(Dataset excerpts)

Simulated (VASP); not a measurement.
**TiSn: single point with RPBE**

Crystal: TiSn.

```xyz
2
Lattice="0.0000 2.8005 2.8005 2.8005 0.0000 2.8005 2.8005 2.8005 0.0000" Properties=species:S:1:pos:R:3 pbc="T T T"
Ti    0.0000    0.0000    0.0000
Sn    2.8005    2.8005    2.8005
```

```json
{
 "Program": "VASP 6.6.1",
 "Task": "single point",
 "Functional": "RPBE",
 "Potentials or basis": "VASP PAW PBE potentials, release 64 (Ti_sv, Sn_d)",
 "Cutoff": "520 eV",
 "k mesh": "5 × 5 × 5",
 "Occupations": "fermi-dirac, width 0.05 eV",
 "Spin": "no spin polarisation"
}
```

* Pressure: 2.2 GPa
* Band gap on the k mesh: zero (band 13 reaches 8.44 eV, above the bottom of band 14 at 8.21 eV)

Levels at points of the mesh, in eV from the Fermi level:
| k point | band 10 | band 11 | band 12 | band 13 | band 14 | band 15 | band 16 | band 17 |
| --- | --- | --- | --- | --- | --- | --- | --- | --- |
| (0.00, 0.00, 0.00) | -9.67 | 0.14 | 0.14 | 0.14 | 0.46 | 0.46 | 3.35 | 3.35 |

(End Dataset excerpts)

## Work order
Exact copies of the lines from the start of the data up to the line holding "at 8.21 eV)", both included, are all that is needed.

## Result
Simulated (VASP); not a measurement.
**TiSn: single point with RPBE**

Crystal: TiSn.

```xyz
2
Lattice="0.0000 2.8005 2.8005 2.8005 0.0000 2.8005 2.8005 2.8005 0.0000" Properties=species:S:1:pos:R:3 pbc="T T T"
Ti    0.0000    0.0000    0.0000
Sn    2.8005    2.8005    2.8005
```

```json
{
 "Program": "VASP 6.6.1",
 "Task": "single point",
 "Functional": "RPBE",
 "Potentials or basis": "VASP PAW PBE potentials, release 64 (Ti_sv, Sn_d)",
 "Cutoff": "520 eV",
 "k mesh": "5 × 5 × 5",
 "Occupations": "fermi-dirac, width 0.05 eV",
 "Spin": "no spin polarisation"
}
```

* Pressure: 2.2 GPa
* Band gap on the k mesh: zero (band 13 reaches 8.44 eV, above the bottom of band 14 at 8.21 eV)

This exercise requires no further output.